Through the line that contains "Change from the", return the data below exactly, starting at its first line; leave the rest out.

(Beginning of Data to examine)

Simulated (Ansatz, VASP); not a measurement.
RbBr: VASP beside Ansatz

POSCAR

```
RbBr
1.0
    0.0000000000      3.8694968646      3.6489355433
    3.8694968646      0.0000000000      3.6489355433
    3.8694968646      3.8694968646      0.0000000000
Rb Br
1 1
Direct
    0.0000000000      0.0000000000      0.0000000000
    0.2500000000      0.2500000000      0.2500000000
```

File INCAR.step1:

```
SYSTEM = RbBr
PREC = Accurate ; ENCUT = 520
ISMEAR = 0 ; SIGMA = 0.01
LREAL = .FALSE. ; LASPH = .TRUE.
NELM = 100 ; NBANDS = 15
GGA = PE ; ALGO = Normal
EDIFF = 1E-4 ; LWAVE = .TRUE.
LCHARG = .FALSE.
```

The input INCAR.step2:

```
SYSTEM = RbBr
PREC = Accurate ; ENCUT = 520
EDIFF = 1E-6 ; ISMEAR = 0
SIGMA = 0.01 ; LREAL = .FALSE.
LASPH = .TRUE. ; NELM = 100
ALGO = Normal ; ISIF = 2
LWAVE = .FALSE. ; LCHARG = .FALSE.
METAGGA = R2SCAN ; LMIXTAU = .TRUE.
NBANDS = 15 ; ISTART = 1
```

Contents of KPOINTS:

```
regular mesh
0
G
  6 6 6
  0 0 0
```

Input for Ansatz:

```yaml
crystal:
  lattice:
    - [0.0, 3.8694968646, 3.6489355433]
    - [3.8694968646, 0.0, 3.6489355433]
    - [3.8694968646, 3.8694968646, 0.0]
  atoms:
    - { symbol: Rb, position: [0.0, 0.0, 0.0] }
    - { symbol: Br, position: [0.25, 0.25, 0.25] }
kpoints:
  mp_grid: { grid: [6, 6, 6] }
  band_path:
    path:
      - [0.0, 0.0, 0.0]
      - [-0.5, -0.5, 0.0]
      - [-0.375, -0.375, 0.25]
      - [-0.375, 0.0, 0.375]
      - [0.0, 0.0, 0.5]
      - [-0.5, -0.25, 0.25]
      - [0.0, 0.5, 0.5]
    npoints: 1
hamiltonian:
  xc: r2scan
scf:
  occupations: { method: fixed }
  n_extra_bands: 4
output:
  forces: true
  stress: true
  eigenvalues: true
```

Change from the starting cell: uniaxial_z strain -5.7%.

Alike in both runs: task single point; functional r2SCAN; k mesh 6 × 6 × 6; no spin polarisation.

(End of Data to examine)

» Written answer:
Simulated (Ansatz, VASP); not a measurement.
RbBr: VASP beside Ansatz

POSCAR

```
RbBr
1.0
    0.0000000000      3.8694968646      3.6489355433
    3.8694968646      0.0000000000      3.6489355433
    3.8694968646      3.8694968646      0.0000000000
Rb Br
1 1
Direct
    0.0000000000      0.0000000000      0.0000000000
    0.2500000000      0.2500000000      0.2500000000
```

File INCAR.step1:

```
SYSTEM = RbBr
PREC = Accurate ; ENCUT = 520
ISMEAR = 0 ; SIGMA = 0.01
LREAL = .FALSE. ; LASPH = .TRUE.
NELM = 100 ; NBANDS = 15
GGA = PE ; ALGO = Normal
EDIFF = 1E-4 ; LWAVE = .TRUE.
LCHARG = .FALSE.
```

The input INCAR.step2:

```
SYSTEM = RbBr
PREC = Accurate ; ENCUT = 520
EDIFF = 1E-6 ; ISMEAR = 0
SIGMA = 0.01 ; LREAL = .FALSE.
LASPH = .TRUE. ; NELM = 100
ALGO = Normal ; ISIF = 2
LWAVE = .FALSE. ; LCHARG = .FALSE.
METAGGA = R2SCAN ; LMIXTAU = .TRUE.
NBANDS = 15 ; ISTART = 1
```

Contents of KPOINTS:

```
regular mesh
0
G
  6 6 6
  0 0 0
```

Input for Ansatz:

```yaml
crystal:
  lattice:
    - [0.0, 3.8694968646, 3.6489355433]
    - [3.8694968646, 0.0, 3.6489355433]
    - [3.8694968646, 3.8694968646, 0.0]
  atoms:
    - { symbol: Rb, position: [0.0, 0.0, 0.0] }
    - { symbol: Br, position: [0.25, 0.25, 0.25] }
kpoints:
  mp_grid: { grid: [6, 6, 6] }
  band_path:
    path:
      - [0.0, 0.0, 0.0]
      - [-0.5, -0.5, 0.0]
      - [-0.375, -0.375, 0.25]
      - [-0.375, 0.0, 0.375]
      - [0.0, 0.0, 0.5]
      - [-0.5, -0.25, 0.25]
      - [0.0, 0.5, 0.5]
    npoints: 1
hamiltonian:
  xc: r2scan
scf:
  occupations: { method: fixed }
  n_extra_bands: 4
output:
  forces: true
  stress: true
  eigenvalues: true
```

Change from the starting cell: uniaxial_z strain -5.7%.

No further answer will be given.